Work order
Only one stretch of the listing below is wanted. Give it again exactly, from the line with "Computed with PBEsol" through the line with "-1.93 | -0.12 |".

Given information
▼▼▼
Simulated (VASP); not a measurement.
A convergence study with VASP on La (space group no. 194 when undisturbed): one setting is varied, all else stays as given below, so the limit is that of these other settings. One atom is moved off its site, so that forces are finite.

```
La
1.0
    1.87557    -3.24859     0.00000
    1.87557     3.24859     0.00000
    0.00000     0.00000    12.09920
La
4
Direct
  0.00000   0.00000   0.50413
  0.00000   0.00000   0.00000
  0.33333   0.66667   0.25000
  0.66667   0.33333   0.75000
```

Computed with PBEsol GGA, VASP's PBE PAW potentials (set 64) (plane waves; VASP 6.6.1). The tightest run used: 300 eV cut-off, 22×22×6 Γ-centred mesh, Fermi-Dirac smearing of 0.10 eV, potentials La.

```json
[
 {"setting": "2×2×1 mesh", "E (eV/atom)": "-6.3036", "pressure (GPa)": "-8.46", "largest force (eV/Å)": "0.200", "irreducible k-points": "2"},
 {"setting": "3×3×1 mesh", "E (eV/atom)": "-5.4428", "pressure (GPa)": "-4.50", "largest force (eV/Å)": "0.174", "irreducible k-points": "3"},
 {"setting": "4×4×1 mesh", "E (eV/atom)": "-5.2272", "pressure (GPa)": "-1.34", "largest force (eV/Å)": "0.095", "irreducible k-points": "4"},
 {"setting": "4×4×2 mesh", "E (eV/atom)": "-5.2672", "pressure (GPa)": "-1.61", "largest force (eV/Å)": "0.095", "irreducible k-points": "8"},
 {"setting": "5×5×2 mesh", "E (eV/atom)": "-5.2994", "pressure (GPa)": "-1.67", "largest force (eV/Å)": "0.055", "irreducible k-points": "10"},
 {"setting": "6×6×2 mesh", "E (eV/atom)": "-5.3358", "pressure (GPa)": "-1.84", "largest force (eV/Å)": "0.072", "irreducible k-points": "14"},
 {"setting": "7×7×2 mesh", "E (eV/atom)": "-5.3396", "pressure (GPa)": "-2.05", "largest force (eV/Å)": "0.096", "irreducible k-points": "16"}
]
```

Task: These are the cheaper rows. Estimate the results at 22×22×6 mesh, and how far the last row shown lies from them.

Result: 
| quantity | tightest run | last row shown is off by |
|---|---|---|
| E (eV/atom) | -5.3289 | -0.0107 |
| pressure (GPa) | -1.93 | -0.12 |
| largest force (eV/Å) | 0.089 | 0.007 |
▲▲▲

Task answer
Computed with PBEsol GGA, VASP's PBE PAW potentials (set 64) (plane waves; VASP 6.6.1). The tightest run used: 300 eV cut-off, 22×22×6 Γ-centred mesh, Fermi-Dirac smearing of 0.10 eV, potentials La.

```json
[
 {"setting": "2×2×1 mesh", "E (eV/atom)": "-6.3036", "pressure (GPa)": "-8.46", "largest force (eV/Å)": "0.200", "irreducible k-points": "2"},
 {"setting": "3×3×1 mesh", "E (eV/atom)": "-5.4428", "pressure (GPa)": "-4.50", "largest force (eV/Å)": "0.174", "irreducible k-points": "3"},
 {"setting": "4×4×1 mesh", "E (eV/atom)": "-5.2272", "pressure (GPa)": "-1.34", "largest force (eV/Å)": "0.095", "irreducible k-points": "4"},
 {"setting": "4×4×2 mesh", "E (eV/atom)": "-5.2672", "pressure (GPa)": "-1.61", "largest force (eV/Å)": "0.095", "irreducible k-points": "8"},
 {"setting": "5×5×2 mesh", "E (eV/atom)": "-5.2994", "pressure (GPa)": "-1.67", "largest force (eV/Å)": "0.055", "irreducible k-points": "10"},
 {"setting": "6×6×2 mesh", "E (eV/atom)": "-5.3358", "pressure (GPa)": "-1.84", "largest force (eV/Å)": "0.072", "irreducible k-points": "14"},
 {"setting": "7×7×2 mesh", "E (eV/atom)": "-5.3396", "pressure (GPa)": "-2.05", "largest force (eV/Å)": "0.096", "irreducible k-points": "16"}
]
```

Task: These are the cheaper rows. Estimate the results at 22×22×6 mesh, and how far the last row shown lies from them.

Result: 
| quantity | tightest run | last row shown is off by |
|---|---|---|
| E (eV/atom) | -5.3289 | -0.0107 |
| pressure (GPa) | -1.93 | -0.12 |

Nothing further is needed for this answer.